(BRIEF) Every entry must be printed again exactly, with nothing left out.

(LISTED RECORDS)
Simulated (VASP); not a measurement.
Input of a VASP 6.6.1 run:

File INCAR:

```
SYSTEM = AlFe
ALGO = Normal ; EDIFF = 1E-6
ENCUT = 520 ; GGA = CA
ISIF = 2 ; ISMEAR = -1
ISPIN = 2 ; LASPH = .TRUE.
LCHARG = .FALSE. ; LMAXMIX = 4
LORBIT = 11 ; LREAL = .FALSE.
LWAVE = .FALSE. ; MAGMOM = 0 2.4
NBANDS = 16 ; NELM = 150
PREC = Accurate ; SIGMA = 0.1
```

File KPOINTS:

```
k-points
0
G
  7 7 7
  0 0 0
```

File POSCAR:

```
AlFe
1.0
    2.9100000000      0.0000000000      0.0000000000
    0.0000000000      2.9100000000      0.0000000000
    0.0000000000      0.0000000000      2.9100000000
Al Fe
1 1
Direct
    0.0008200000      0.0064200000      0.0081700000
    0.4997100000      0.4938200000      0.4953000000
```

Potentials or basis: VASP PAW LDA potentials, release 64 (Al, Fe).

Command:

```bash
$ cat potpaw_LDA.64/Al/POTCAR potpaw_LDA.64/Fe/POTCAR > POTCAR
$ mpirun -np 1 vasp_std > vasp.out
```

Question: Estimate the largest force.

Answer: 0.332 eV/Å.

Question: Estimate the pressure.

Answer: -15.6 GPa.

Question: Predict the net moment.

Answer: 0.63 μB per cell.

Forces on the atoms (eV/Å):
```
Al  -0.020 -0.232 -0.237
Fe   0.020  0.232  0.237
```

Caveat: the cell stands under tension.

(SOLUTION)
Simulated (VASP); not a measurement.
Input of a VASP 6.6.1 run:

File INCAR:

```
SYSTEM = AlFe
ALGO = Normal ; EDIFF = 1E-6
ENCUT = 520 ; GGA = CA
ISIF = 2 ; ISMEAR = -1
ISPIN = 2 ; LASPH = .TRUE.
LCHARG = .FALSE. ; LMAXMIX = 4
LORBIT = 11 ; LREAL = .FALSE.
LWAVE = .FALSE. ; MAGMOM = 0 2.4
NBANDS = 16 ; NELM = 150
PREC = Accurate ; SIGMA = 0.1
```

File KPOINTS:

```
k-points
0
G
  7 7 7
  0 0 0
```

File POSCAR:

```
AlFe
1.0
    2.9100000000      0.0000000000      0.0000000000
    0.0000000000      2.9100000000      0.0000000000
    0.0000000000      0.0000000000      2.9100000000
Al Fe
1 1
Direct
    0.0008200000      0.0064200000      0.0081700000
    0.4997100000      0.4938200000      0.4953000000
```

Potentials or basis: VASP PAW LDA potentials, release 64 (Al, Fe).

Command:

```bash
$ cat potpaw_LDA.64/Al/POTCAR potpaw_LDA.64/Fe/POTCAR > POTCAR
$ mpirun -np 1 vasp_std > vasp.out
```

Question: Estimate the largest force.

Answer: 0.332 eV/Å.

Question: Estimate the pressure.

Answer: -15.6 GPa.

Question: Predict the net moment.

Answer: 0.63 μB per cell.

Forces on the atoms (eV/Å):
```
Al  -0.020 -0.232 -0.237
Fe   0.020  0.232  0.237
```

Caveat: the cell stands under tension.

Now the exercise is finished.